**ACTION ITEM**:
Stop after the line that contains "64 (Si, Ge_d)"; until then, restate each line of the entries word for word from the very first.

========================================================================

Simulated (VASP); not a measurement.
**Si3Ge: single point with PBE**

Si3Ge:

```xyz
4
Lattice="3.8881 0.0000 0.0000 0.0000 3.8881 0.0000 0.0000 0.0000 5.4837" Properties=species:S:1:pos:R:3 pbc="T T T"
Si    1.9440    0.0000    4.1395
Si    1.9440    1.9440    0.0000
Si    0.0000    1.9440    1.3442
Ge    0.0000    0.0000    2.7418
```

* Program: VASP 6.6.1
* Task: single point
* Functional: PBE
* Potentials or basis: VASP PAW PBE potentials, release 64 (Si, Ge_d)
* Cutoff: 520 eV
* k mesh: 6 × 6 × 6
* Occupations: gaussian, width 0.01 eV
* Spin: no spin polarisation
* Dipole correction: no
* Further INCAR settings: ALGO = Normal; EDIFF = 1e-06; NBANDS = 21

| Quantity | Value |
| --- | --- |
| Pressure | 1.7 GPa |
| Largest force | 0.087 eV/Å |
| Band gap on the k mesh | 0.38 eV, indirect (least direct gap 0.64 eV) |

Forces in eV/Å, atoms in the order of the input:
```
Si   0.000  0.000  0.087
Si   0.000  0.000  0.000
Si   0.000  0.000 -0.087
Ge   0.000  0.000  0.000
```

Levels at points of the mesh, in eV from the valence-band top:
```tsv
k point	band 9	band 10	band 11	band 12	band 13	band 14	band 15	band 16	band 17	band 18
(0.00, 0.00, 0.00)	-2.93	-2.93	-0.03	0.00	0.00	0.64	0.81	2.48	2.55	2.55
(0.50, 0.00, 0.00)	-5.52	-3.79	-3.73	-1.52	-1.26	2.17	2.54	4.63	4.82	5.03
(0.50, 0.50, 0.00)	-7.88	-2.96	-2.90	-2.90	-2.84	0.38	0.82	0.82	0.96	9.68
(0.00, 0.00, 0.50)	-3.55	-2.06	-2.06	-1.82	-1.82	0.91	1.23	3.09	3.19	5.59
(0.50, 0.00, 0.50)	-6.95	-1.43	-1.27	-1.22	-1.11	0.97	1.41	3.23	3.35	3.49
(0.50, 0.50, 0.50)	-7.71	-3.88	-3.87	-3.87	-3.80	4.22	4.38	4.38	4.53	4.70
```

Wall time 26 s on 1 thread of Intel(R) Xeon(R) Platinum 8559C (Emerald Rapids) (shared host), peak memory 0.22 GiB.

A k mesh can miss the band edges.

========================================================================

**RESPONSE AREA**:
Simulated (VASP); not a measurement.
**Si3Ge: single point with PBE**

Si3Ge:

```xyz
4
Lattice="3.8881 0.0000 0.0000 0.0000 3.8881 0.0000 0.0000 0.0000 5.4837" Properties=species:S:1:pos:R:3 pbc="T T T"
Si    1.9440    0.0000    4.1395
Si    1.9440    1.9440    0.0000
Si    0.0000    1.9440    1.3442
Ge    0.0000    0.0000    2.7418
```

* Program: VASP 6.6.1
* Task: single point
* Functional: PBE
* Potentials or basis: VASP PAW PBE potentials, release 64 (Si, Ge_d)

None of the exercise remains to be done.